EXERCISE:
Your task is to quote the records from their first line through the line containing "It took 11 s", with nothing added or left out.

SUPPLIED RECORDS:
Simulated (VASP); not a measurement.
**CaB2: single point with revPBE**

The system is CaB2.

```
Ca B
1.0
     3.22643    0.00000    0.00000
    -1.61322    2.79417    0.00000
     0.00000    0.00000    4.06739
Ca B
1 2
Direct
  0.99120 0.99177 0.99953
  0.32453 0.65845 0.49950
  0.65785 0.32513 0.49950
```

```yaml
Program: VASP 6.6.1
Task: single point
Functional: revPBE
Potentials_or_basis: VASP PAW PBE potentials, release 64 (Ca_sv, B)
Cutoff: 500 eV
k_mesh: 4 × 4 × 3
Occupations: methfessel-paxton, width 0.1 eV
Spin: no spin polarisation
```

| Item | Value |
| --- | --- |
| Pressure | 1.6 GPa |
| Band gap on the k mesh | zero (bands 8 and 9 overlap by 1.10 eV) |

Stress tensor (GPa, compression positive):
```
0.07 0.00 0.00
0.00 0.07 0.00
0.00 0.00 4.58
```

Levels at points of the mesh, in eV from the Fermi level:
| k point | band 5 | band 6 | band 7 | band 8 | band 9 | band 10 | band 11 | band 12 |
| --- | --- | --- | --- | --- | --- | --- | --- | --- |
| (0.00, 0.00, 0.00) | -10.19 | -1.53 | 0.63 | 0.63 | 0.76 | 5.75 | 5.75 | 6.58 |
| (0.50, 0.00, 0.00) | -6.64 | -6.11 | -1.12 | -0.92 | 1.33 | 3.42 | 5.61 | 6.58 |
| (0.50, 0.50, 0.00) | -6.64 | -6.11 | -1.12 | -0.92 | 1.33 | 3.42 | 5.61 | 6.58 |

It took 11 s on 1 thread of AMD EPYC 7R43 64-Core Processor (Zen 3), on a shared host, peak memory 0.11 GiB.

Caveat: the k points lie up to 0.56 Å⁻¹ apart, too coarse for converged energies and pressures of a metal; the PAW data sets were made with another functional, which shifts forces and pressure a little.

EXERCISE RESPONSE:
Simulated (VASP); not a measurement.
**CaB2: single point with revPBE**

The system is CaB2.

```
Ca B
1.0
     3.22643    0.00000    0.00000
    -1.61322    2.79417    0.00000
     0.00000    0.00000    4.06739
Ca B
1 2
Direct
  0.99120 0.99177 0.99953
  0.32453 0.65845 0.49950
  0.65785 0.32513 0.49950
```

```yaml
Program: VASP 6.6.1
Task: single point
Functional: revPBE
Potentials_or_basis: VASP PAW PBE potentials, release 64 (Ca_sv, B)
Cutoff: 500 eV
k_mesh: 4 × 4 × 3
Occupations: methfessel-paxton, width 0.1 eV
Spin: no spin polarisation
```

| Item | Value |
| --- | --- |
| Pressure | 1.6 GPa |
| Band gap on the k mesh | zero (bands 8 and 9 overlap by 1.10 eV) |

Stress tensor (GPa, compression positive):
```
0.07 0.00 0.00
0.00 0.07 0.00
0.00 0.00 4.58
```

Levels at points of the mesh, in eV from the Fermi level:
| k point | band 5 | band 6 | band 7 | band 8 | band 9 | band 10 | band 11 | band 12 |
| --- | --- | --- | --- | --- | --- | --- | --- | --- |
| (0.00, 0.00, 0.00) | -10.19 | -1.53 | 0.63 | 0.63 | 0.76 | 5.75 | 5.75 | 6.58 |
| (0.50, 0.00, 0.00) | -6.64 | -6.11 | -1.12 | -0.92 | 1.33 | 3.42 | 5.61 | 6.58 |
| (0.50, 0.50, 0.00) | -6.64 | -6.11 | -1.12 | -0.92 | 1.33 | 3.42 | 5.61 | 6.58 |

It took 11 s on 1 thread of AMD EPYC 7R43 64-Core Processor (Zen 3), on a shared host, peak memory 0.11 GiB.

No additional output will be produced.